= Requirement =
After locating the line that contains "Problem. These are" in the records below, write out exactly that line and each line after it through the one that contains "Which element is", and nothing else.

= Given records =
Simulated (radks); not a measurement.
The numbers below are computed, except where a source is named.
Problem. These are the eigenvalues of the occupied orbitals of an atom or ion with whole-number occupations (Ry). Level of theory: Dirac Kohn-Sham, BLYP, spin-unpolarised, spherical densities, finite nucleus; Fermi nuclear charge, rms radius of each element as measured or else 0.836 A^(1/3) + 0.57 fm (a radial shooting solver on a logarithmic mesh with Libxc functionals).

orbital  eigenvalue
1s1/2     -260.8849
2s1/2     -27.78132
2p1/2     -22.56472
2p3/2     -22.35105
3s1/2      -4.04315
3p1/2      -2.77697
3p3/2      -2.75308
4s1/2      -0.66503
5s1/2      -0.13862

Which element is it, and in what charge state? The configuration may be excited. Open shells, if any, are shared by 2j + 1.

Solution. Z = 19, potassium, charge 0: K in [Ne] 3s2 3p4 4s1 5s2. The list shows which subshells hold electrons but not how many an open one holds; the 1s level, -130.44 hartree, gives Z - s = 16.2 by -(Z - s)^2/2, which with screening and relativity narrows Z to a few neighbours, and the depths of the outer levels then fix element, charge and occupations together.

= Expected answer =
Problem. These are the eigenvalues of the occupied orbitals of an atom or ion with whole-number occupations (Ry). Level of theory: Dirac Kohn-Sham, BLYP, spin-unpolarised, spherical densities, finite nucleus; Fermi nuclear charge, rms radius of each element as measured or else 0.836 A^(1/3) + 0.57 fm (a radial shooting solver on a logarithmic mesh with Libxc functionals).

orbital  eigenvalue
1s1/2     -260.8849
2s1/2     -27.78132
2p1/2     -22.56472
2p3/2     -22.35105
3s1/2      -4.04315
3p1/2      -2.77697
3p3/2      -2.75308
4s1/2      -0.66503
5s1/2      -0.13862

Which element is it, and in what charge state? The configuration may be excited. Open shells, if any, are shared by 2j + 1.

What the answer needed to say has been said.